Starting at the line below holding "Two plane-wave programs on Hf3Si2N" and stopping at the line holding "Alike in both", print every line exactly, both ends included, and leave the rest out.

+===+

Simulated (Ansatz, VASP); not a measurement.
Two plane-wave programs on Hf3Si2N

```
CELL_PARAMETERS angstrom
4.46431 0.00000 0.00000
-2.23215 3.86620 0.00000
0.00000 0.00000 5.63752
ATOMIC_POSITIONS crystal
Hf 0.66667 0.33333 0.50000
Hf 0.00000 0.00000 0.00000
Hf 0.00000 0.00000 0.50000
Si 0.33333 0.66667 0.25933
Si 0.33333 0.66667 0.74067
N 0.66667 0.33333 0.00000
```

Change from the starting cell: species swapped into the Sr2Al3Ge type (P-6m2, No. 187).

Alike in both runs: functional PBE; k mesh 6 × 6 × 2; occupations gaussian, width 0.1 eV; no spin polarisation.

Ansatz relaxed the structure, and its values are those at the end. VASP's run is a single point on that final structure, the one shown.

+===+

Written answer
Two plane-wave programs on Hf3Si2N

```
CELL_PARAMETERS angstrom
4.46431 0.00000 0.00000
-2.23215 3.86620 0.00000
0.00000 0.00000 5.63752
ATOMIC_POSITIONS crystal
Hf 0.66667 0.33333 0.50000
Hf 0.00000 0.00000 0.00000
Hf 0.00000 0.00000 0.50000
Si 0.33333 0.66667 0.25933
Si 0.33333 0.66667 0.74067
N 0.66667 0.33333 0.00000
```

Change from the starting cell: species swapped into the Sr2Al3Ge type (P-6m2, No. 187).

Alike in both runs: functional PBE; k mesh 6 × 6 × 2; occupations gaussian, width 0.1 eV; no spin polarisation.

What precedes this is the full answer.